_Action item:_ A complete and exact copy of the data below is the task.

╔══
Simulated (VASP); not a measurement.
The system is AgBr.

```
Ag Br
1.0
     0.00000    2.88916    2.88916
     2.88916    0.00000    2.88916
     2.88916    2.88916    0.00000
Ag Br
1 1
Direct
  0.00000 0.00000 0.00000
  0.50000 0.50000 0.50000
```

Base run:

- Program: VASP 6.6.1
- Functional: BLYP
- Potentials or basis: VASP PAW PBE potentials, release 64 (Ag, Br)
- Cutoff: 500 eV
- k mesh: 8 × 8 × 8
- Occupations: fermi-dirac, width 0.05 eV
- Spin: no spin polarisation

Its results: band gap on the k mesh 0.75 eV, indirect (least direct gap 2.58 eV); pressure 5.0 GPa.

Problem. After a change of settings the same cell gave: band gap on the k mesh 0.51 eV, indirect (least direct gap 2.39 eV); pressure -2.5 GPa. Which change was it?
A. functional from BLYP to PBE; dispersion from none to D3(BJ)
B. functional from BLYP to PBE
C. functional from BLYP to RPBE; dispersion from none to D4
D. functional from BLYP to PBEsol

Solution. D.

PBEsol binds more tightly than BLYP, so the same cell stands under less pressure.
╚══

_Answer space:_
Simulated (VASP); not a measurement.
The system is AgBr.

```
Ag Br
1.0
     0.00000    2.88916    2.88916
     2.88916    0.00000    2.88916
     2.88916    2.88916    0.00000
Ag Br
1 1
Direct
  0.00000 0.00000 0.00000
  0.50000 0.50000 0.50000
```

Base run:

- Program: VASP 6.6.1
- Functional: BLYP
- Potentials or basis: VASP PAW PBE potentials, release 64 (Ag, Br)
- Cutoff: 500 eV
- k mesh: 8 × 8 × 8
- Occupations: fermi-dirac, width 0.05 eV
- Spin: no spin polarisation

Its results: band gap on the k mesh 0.75 eV, indirect (least direct gap 2.58 eV); pressure 5.0 GPa.

Problem. After a change of settings the same cell gave: band gap on the k mesh 0.51 eV, indirect (least direct gap 2.39 eV); pressure -2.5 GPa. Which change was it?
A. functional from BLYP to PBE; dispersion from none to D3(BJ)
B. functional from BLYP to PBE
C. functional from BLYP to RPBE; dispersion from none to D4
D. functional from BLYP to PBEsol

Solution. D.

PBEsol binds more tightly than BLYP, so the same cell stands under less pressure.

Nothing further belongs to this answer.